Information provided →
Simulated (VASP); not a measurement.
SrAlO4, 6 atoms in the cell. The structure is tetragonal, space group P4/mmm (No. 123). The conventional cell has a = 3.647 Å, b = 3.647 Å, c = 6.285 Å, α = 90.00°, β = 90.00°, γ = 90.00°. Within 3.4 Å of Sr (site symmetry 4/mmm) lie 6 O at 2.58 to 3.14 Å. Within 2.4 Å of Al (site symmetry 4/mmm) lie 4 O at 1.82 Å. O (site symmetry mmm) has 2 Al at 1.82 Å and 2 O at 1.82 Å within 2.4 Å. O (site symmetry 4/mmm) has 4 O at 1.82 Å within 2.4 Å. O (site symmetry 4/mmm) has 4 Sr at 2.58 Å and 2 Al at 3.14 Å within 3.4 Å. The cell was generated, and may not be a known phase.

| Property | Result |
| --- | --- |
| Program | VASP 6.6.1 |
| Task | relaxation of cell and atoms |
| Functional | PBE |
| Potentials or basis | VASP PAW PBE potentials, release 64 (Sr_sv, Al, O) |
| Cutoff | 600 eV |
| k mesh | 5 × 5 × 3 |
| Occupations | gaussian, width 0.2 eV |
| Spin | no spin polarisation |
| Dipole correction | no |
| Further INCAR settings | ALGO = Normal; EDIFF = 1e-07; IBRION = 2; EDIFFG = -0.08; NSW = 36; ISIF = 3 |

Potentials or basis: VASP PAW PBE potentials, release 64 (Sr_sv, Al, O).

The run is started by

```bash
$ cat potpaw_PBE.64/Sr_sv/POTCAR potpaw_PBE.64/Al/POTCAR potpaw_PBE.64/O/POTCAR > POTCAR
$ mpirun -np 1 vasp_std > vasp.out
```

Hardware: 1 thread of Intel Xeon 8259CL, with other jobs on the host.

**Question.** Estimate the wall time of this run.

Requirement →
Reproducing the whole listing above is not the task. Copy exactly only the lines from the one with "spin polarisation |" to the one with "Hardware: 1 thread", both kept.

Response area →
| Spin | no spin polarisation |
| Dipole correction | no |
| Further INCAR settings | ALGO = Normal; EDIFF = 1e-07; IBRION = 2; EDIFFG = -0.08; NSW = 36; ISIF = 3 |

Potentials or basis: VASP PAW PBE potentials, release 64 (Sr_sv, Al, O).

The run is started by

```bash
$ cat potpaw_PBE.64/Sr_sv/POTCAR potpaw_PBE.64/Al/POTCAR potpaw_PBE.64/O/POTCAR > POTCAR
$ mpirun -np 1 vasp_std > vasp.out
```

Hardware: 1 thread of Intel Xeon 8259CL, with other jobs on the host.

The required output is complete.